* **EXERCISE**
Return exactly and only these lines: the first of the listing through the one containing "The lowest point".

::: DATA RECORDS :::

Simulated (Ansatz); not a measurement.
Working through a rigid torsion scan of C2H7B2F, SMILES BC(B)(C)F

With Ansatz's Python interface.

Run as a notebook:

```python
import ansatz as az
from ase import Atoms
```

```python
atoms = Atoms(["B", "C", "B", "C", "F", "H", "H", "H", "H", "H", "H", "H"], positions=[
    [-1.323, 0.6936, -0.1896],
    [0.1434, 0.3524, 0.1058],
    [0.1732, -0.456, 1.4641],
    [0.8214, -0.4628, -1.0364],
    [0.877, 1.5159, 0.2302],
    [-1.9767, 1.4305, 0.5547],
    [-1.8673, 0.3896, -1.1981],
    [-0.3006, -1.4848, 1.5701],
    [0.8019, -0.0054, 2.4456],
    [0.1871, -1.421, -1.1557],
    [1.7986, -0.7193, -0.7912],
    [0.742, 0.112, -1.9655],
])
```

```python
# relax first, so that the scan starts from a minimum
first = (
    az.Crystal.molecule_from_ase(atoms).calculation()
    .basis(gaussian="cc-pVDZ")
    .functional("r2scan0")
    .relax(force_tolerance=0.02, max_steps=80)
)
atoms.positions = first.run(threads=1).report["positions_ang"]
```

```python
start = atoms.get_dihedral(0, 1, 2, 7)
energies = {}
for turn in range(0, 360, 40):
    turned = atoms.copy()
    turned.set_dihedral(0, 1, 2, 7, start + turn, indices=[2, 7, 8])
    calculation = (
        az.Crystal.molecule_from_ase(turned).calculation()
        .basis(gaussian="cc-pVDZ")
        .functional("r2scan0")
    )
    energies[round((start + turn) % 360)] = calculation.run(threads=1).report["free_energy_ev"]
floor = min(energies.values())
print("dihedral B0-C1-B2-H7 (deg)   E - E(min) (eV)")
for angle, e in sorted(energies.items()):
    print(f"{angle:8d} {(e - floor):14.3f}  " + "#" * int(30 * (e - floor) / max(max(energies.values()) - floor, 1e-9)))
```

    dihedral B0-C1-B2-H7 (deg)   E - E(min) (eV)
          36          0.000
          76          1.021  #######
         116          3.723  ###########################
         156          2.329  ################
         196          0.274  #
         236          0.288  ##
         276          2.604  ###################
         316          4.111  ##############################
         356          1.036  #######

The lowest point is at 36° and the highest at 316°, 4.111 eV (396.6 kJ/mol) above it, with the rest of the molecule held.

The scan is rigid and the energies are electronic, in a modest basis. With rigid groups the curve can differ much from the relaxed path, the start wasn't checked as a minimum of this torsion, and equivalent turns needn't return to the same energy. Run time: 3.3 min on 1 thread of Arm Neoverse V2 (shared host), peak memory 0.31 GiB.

:::

* **TASK OUTPUT**
Simulated (Ansatz); not a measurement.
Working through a rigid torsion scan of C2H7B2F, SMILES BC(B)(C)F

With Ansatz's Python interface.

Run as a notebook:

```python
import ansatz as az
from ase import Atoms
```

```python
atoms = Atoms(["B", "C", "B", "C", "F", "H", "H", "H", "H", "H", "H", "H"], positions=[
    [-1.323, 0.6936, -0.1896],
    [0.1434, 0.3524, 0.1058],
    [0.1732, -0.456, 1.4641],
    [0.8214, -0.4628, -1.0364],
    [0.877, 1.5159, 0.2302],
    [-1.9767, 1.4305, 0.5547],
    [-1.8673, 0.3896, -1.1981],
    [-0.3006, -1.4848, 1.5701],
    [0.8019, -0.0054, 2.4456],
    [0.1871, -1.421, -1.1557],
    [1.7986, -0.7193, -0.7912],
    [0.742, 0.112, -1.9655],
])
```

```python
# relax first, so that the scan starts from a minimum
first = (
    az.Crystal.molecule_from_ase(atoms).calculation()
    .basis(gaussian="cc-pVDZ")
    .functional("r2scan0")
    .relax(force_tolerance=0.02, max_steps=80)
)
atoms.positions = first.run(threads=1).report["positions_ang"]
```

```python
start = atoms.get_dihedral(0, 1, 2, 7)
energies = {}
for turn in range(0, 360, 40):
    turned = atoms.copy()
    turned.set_dihedral(0, 1, 2, 7, start + turn, indices=[2, 7, 8])
    calculation = (
        az.Crystal.molecule_from_ase(turned).calculation()
        .basis(gaussian="cc-pVDZ")
        .functional("r2scan0")
    )
    energies[round((start + turn) % 360)] = calculation.run(threads=1).report["free_energy_ev"]
floor = min(energies.values())
print("dihedral B0-C1-B2-H7 (deg)   E - E(min) (eV)")
for angle, e in sorted(energies.items()):
    print(f"{angle:8d} {(e - floor):14.3f}  " + "#" * int(30 * (e - floor) / max(max(energies.values()) - floor, 1e-9)))
```

    dihedral B0-C1-B2-H7 (deg)   E - E(min) (eV)
          36          0.000
          76          1.021  #######
         116          3.723  ###########################
         156          2.329  ################
         196          0.274  #
         236          0.288  ##
         276          2.604  ###################
         316          4.111  ##############################
         356          1.036  #######

The lowest point is at 36° and the highest at 316°, 4.111 eV (396.6 kJ/mol) above it, with the rest of the molecule held.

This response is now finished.